╭─ PROVIDED INFORMATION
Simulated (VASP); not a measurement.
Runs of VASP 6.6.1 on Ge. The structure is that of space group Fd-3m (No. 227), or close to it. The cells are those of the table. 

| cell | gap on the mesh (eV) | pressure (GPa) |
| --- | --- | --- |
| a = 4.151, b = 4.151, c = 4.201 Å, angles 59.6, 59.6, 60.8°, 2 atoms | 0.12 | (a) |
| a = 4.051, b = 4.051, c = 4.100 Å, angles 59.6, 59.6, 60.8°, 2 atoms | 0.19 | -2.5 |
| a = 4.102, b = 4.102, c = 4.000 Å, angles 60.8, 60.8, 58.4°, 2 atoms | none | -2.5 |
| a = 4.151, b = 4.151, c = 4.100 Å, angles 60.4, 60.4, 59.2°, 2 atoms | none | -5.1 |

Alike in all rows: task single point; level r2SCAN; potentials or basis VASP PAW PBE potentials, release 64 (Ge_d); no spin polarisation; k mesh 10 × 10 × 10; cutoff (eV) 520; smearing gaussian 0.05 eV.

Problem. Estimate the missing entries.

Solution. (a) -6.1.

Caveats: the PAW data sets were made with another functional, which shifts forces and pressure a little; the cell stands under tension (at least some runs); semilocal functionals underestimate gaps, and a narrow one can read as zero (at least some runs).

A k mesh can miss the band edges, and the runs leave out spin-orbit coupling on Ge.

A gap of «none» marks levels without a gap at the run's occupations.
╰─

ASSIGNED TASK: Print the first line of the records above and each line after it, exactly, through the line with "Caveats: the PAW".

WORKED SOLUTION:
Simulated (VASP); not a measurement.
Runs of VASP 6.6.1 on Ge. The structure is that of space group Fd-3m (No. 227), or close to it. The cells are those of the table. 

| cell | gap on the mesh (eV) | pressure (GPa) |
| --- | --- | --- |
| a = 4.151, b = 4.151, c = 4.201 Å, angles 59.6, 59.6, 60.8°, 2 atoms | 0.12 | (a) |
| a = 4.051, b = 4.051, c = 4.100 Å, angles 59.6, 59.6, 60.8°, 2 atoms | 0.19 | -2.5 |
| a = 4.102, b = 4.102, c = 4.000 Å, angles 60.8, 60.8, 58.4°, 2 atoms | none | -2.5 |
| a = 4.151, b = 4.151, c = 4.100 Å, angles 60.4, 60.4, 59.2°, 2 atoms | none | -5.1 |

Alike in all rows: task single point; level r2SCAN; potentials or basis VASP PAW PBE potentials, release 64 (Ge_d); no spin polarisation; k mesh 10 × 10 × 10; cutoff (eV) 520; smearing gaussian 0.05 eV.

Problem. Estimate the missing entries.

Solution. (a) -6.1.

Caveats: the PAW data sets were made with another functional, which shifts forces and pressure a little; the cell stands under tension (at least some runs); semilocal functionals underestimate gaps, and a narrow one can read as zero (at least some runs).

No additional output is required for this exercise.